************

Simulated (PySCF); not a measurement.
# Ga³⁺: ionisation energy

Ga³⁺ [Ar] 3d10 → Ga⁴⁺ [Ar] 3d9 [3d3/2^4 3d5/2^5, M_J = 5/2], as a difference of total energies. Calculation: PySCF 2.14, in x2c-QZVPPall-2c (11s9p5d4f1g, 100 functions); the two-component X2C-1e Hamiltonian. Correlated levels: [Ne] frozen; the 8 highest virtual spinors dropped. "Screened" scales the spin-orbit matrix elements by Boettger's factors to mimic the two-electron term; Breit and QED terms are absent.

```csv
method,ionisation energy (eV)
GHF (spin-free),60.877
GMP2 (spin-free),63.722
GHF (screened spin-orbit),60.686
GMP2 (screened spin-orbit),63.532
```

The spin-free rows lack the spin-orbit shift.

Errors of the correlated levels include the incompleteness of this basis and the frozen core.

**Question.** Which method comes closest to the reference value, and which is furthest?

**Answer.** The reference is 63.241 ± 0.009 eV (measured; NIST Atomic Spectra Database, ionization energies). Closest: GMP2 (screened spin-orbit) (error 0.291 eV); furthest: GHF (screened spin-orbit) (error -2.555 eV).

************

Work instruction:
The complete listing is to be repeated word for word.

Exercise output:
Simulated (PySCF); not a measurement.
# Ga³⁺: ionisation energy

Ga³⁺ [Ar] 3d10 → Ga⁴⁺ [Ar] 3d9 [3d3/2^4 3d5/2^5, M_J = 5/2], as a difference of total energies. Calculation: PySCF 2.14, in x2c-QZVPPall-2c (11s9p5d4f1g, 100 functions); the two-component X2C-1e Hamiltonian. Correlated levels: [Ne] frozen; the 8 highest virtual spinors dropped. "Screened" scales the spin-orbit matrix elements by Boettger's factors to mimic the two-electron term; Breit and QED terms are absent.

```csv
method,ionisation energy (eV)
GHF (spin-free),60.877
GMP2 (spin-free),63.722
GHF (screened spin-orbit),60.686
GMP2 (screened spin-orbit),63.532
```

The spin-free rows lack the spin-orbit shift.

Errors of the correlated levels include the incompleteness of this basis and the frozen core.

**Question.** Which method comes closest to the reference value, and which is furthest?

**Answer.** The reference is 63.241 ± 0.009 eV (measured; NIST Atomic Spectra Database, ionization energies). Closest: GMP2 (screened spin-orbit) (error 0.291 eV); furthest: GHF (screened spin-orbit) (error -2.555 eV).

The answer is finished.